### ASSIGNED TASK
The answer should consist of all the records, written out word for word.

[Start of section]

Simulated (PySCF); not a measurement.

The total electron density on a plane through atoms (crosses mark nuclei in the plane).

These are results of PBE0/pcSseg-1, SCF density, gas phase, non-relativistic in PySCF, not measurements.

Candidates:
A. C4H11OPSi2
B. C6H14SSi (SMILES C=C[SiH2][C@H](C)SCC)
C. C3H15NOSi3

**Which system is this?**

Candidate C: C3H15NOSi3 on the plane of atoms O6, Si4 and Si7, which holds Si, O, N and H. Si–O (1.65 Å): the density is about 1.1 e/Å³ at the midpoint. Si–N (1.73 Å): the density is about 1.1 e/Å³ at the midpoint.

[End of section]

### RESULT
Simulated (PySCF); not a measurement.

The total electron density on a plane through atoms (crosses mark nuclei in the plane).

These are results of PBE0/pcSseg-1, SCF density, gas phase, non-relativistic in PySCF, not measurements.

Candidates:
A. C4H11OPSi2
B. C6H14SSi (SMILES C=C[SiH2][C@H](C)SCC)
C. C3H15NOSi3

**Which system is this?**

Candidate C: C3H15NOSi3 on the plane of atoms O6, Si4 and Si7, which holds Si, O, N and H. Si–O (1.65 Å): the density is about 1.1 e/Å³ at the midpoint. Si–N (1.73 Å): the density is about 1.1 e/Å³ at the midpoint.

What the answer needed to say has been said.